Data –
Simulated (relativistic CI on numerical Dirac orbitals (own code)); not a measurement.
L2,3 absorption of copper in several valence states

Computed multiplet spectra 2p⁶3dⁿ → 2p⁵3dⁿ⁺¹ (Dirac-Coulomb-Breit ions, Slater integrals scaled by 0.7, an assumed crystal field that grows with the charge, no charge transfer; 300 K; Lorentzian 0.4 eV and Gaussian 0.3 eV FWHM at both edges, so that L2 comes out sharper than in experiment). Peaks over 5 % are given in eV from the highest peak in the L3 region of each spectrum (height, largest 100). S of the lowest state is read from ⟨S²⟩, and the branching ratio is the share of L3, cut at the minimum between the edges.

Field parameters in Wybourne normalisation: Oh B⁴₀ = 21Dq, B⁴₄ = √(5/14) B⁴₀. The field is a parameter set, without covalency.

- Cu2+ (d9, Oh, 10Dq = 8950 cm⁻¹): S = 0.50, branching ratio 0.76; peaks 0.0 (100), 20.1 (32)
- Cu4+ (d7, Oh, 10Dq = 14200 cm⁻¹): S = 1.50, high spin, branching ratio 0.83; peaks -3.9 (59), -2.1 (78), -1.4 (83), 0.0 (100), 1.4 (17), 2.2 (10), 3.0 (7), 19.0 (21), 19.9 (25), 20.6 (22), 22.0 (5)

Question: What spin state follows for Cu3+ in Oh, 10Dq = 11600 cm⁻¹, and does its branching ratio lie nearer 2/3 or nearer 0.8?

Work task – The line containing "- Cu4+ (d7, Oh, 10Dq" marks the end. Please print exactly every line from the top of the data to it, both included, and nothing more.

Written response –
Simulated (relativistic CI on numerical Dirac orbitals (own code)); not a measurement.
L2,3 absorption of copper in several valence states

Computed multiplet spectra 2p⁶3dⁿ → 2p⁵3dⁿ⁺¹ (Dirac-Coulomb-Breit ions, Slater integrals scaled by 0.7, an assumed crystal field that grows with the charge, no charge transfer; 300 K; Lorentzian 0.4 eV and Gaussian 0.3 eV FWHM at both edges, so that L2 comes out sharper than in experiment). Peaks over 5 % are given in eV from the highest peak in the L3 region of each spectrum (height, largest 100). S of the lowest state is read from ⟨S²⟩, and the branching ratio is the share of L3, cut at the minimum between the edges.

Field parameters in Wybourne normalisation: Oh B⁴₀ = 21Dq, B⁴₄ = √(5/14) B⁴₀. The field is a parameter set, without covalency.

- Cu2+ (d9, Oh, 10Dq = 8950 cm⁻¹): S = 0.50, branching ratio 0.76; peaks 0.0 (100), 20.1 (32)
- Cu4+ (d7, Oh, 10Dq = 14200 cm⁻¹): S = 1.50, high spin, branching ratio 0.83; peaks -3.9 (59), -2.1 (78), -1.4 (83), 0.0 (100), 1.4 (17), 2.2 (10), 3.0 (7), 19.0 (21), 19.9 (25), 20.6 (22), 22.0 (5)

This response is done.